++++ Stored data

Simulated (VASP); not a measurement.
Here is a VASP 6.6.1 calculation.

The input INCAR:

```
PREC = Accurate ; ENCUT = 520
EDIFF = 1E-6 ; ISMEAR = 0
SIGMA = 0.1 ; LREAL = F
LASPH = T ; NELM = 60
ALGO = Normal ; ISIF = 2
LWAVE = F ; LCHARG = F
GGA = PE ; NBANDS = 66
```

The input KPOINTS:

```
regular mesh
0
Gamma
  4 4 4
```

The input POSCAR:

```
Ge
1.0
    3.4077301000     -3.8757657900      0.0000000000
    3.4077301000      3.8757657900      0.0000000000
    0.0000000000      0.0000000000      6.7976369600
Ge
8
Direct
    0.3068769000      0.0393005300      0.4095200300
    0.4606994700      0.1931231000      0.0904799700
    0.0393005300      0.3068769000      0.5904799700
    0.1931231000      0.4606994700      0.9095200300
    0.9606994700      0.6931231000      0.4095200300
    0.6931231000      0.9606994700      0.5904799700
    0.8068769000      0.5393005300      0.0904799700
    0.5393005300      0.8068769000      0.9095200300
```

++++++++

Assignment >> Transcribe the data above in full, exactly.

Your solution >>
Simulated (VASP); not a measurement.
Here is a VASP 6.6.1 calculation.

The input INCAR:

```
PREC = Accurate ; ENCUT = 520
EDIFF = 1E-6 ; ISMEAR = 0
SIGMA = 0.1 ; LREAL = F
LASPH = T ; NELM = 60
ALGO = Normal ; ISIF = 2
LWAVE = F ; LCHARG = F
GGA = PE ; NBANDS = 66
```

The input KPOINTS:

```
regular mesh
0
Gamma
  4 4 4
```

The input POSCAR:

```
Ge
1.0
    3.4077301000     -3.8757657900      0.0000000000
    3.4077301000      3.8757657900      0.0000000000
    0.0000000000      0.0000000000      6.7976369600
Ge
8
Direct
    0.3068769000      0.0393005300      0.4095200300
    0.4606994700      0.1931231000      0.0904799700
    0.0393005300      0.3068769000      0.5904799700
    0.1931231000      0.4606994700      0.9095200300
    0.9606994700      0.6931231000      0.4095200300
    0.6931231000      0.9606994700      0.5904799700
    0.8068769000      0.5393005300      0.0904799700
    0.5393005300      0.8068769000      0.9095200300
```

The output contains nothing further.